**Work order:** An exact transcript of all the records is required, with nothing left out.

**Information:**
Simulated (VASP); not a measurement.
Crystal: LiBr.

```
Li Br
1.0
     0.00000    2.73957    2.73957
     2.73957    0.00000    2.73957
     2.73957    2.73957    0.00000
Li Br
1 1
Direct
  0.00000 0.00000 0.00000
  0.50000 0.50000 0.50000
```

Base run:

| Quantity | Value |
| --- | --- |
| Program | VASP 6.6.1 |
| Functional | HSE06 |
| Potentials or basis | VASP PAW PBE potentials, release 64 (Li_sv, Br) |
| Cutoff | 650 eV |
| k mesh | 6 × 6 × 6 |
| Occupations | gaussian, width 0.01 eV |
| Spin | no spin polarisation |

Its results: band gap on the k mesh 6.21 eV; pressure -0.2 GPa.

**Your response:**
Simulated (VASP); not a measurement.
Crystal: LiBr.

```
Li Br
1.0
     0.00000    2.73957    2.73957
     2.73957    0.00000    2.73957
     2.73957    2.73957    0.00000
Li Br
1 1
Direct
  0.00000 0.00000 0.00000
  0.50000 0.50000 0.50000
```

Base run:

| Quantity | Value |
| --- | --- |
| Program | VASP 6.6.1 |
| Functional | HSE06 |
| Potentials or basis | VASP PAW PBE potentials, release 64 (Li_sv, Br) |
| Cutoff | 650 eV |
| k mesh | 6 × 6 × 6 |
| Occupations | gaussian, width 0.01 eV |
| Spin | no spin polarisation |

Its results: band gap on the k mesh 6.21 eV; pressure -0.2 GPa.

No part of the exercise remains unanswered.